Segment Start: Data shown
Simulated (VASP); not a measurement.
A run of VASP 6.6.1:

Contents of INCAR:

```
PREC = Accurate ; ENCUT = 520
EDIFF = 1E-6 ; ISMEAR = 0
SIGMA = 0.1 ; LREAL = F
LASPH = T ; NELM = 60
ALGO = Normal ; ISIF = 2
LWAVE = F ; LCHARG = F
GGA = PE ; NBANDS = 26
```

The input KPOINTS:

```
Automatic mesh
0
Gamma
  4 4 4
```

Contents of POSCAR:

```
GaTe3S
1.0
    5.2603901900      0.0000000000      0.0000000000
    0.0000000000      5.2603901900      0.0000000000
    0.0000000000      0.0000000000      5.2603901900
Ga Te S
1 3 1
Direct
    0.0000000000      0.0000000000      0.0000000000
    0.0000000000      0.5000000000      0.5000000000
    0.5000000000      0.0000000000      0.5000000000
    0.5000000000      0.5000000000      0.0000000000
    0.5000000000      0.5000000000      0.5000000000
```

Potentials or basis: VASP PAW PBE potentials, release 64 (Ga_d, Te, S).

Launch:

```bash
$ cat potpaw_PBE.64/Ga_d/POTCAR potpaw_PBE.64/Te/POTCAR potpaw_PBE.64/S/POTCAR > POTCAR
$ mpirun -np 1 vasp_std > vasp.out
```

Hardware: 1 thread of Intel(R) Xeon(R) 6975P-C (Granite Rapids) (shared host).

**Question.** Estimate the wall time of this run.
Segment End: Data shown

Task item
Recopy all of the records verbatim.

Task response
Simulated (VASP); not a measurement.
A run of VASP 6.6.1:

Contents of INCAR:

```
PREC = Accurate ; ENCUT = 520
EDIFF = 1E-6 ; ISMEAR = 0
SIGMA = 0.1 ; LREAL = F
LASPH = T ; NELM = 60
ALGO = Normal ; ISIF = 2
LWAVE = F ; LCHARG = F
GGA = PE ; NBANDS = 26
```

The input KPOINTS:

```
Automatic mesh
0
Gamma
  4 4 4
```

Contents of POSCAR:

```
GaTe3S
1.0
    5.2603901900      0.0000000000      0.0000000000
    0.0000000000      5.2603901900      0.0000000000
    0.0000000000      0.0000000000      5.2603901900
Ga Te S
1 3 1
Direct
    0.0000000000      0.0000000000      0.0000000000
    0.0000000000      0.5000000000      0.5000000000
    0.5000000000      0.0000000000      0.5000000000
    0.5000000000      0.5000000000      0.0000000000
    0.5000000000      0.5000000000      0.5000000000
```

Potentials or basis: VASP PAW PBE potentials, release 64 (Ga_d, Te, S).

Launch:

```bash
$ cat potpaw_PBE.64/Ga_d/POTCAR potpaw_PBE.64/Te/POTCAR potpaw_PBE.64/S/POTCAR > POTCAR
$ mpirun -np 1 vasp_std > vasp.out
```

Hardware: 1 thread of Intel(R) Xeon(R) 6975P-C (Granite Rapids) (shared host).

**Question.** Estimate the wall time of this run.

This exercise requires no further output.